Given information:
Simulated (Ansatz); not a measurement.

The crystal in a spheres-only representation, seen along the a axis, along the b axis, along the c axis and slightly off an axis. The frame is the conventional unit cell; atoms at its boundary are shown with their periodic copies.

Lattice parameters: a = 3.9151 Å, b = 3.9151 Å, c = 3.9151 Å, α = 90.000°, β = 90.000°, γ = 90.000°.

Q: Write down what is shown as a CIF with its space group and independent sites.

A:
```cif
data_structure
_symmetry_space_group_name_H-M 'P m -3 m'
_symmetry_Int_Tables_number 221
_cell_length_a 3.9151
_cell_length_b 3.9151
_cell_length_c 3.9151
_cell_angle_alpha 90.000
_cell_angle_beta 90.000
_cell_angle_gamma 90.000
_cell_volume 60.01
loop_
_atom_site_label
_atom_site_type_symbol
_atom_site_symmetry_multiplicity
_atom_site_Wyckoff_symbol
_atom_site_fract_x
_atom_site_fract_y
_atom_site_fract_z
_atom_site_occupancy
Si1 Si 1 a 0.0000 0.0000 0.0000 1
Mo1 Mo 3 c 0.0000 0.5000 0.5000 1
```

Work item: "Lattice parameters: a" marks the last line to print; print everything from the first line of the data through that line, unchanged, and nothing more.

Task result:
Simulated (Ansatz); not a measurement.

The crystal in a spheres-only representation, seen along the a axis, along the b axis, along the c axis and slightly off an axis. The frame is the conventional unit cell; atoms at its boundary are shown with their periodic copies.

Lattice parameters: a = 3.9151 Å, b = 3.9151 Å, c = 3.9151 Å, α = 90.000°, β = 90.000°, γ = 90.000°.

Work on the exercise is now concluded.